> _Action item_
Set down exactly the lines of the records from the top to the line containing "0.5 eV**: 0.89"; include both.

> _Data records_
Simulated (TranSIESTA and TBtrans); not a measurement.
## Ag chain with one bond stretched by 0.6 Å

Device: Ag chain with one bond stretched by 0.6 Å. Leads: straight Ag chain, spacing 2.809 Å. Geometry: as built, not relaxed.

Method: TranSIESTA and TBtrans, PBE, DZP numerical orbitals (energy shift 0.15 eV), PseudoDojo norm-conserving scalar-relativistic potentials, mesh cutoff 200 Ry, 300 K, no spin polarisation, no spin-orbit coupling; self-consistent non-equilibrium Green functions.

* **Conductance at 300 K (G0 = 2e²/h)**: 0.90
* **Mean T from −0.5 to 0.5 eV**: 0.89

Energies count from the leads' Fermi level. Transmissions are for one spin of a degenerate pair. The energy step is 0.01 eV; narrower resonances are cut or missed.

> _Response_
Simulated (TranSIESTA and TBtrans); not a measurement.
## Ag chain with one bond stretched by 0.6 Å

Device: Ag chain with one bond stretched by 0.6 Å. Leads: straight Ag chain, spacing 2.809 Å. Geometry: as built, not relaxed.

Method: TranSIESTA and TBtrans, PBE, DZP numerical orbitals (energy shift 0.15 eV), PseudoDojo norm-conserving scalar-relativistic potentials, mesh cutoff 200 Ry, 300 K, no spin polarisation, no spin-orbit coupling; self-consistent non-equilibrium Green functions.

* **Conductance at 300 K (G0 = 2e²/h)**: 0.90
* **Mean T from −0.5 to 0.5 eV**: 0.89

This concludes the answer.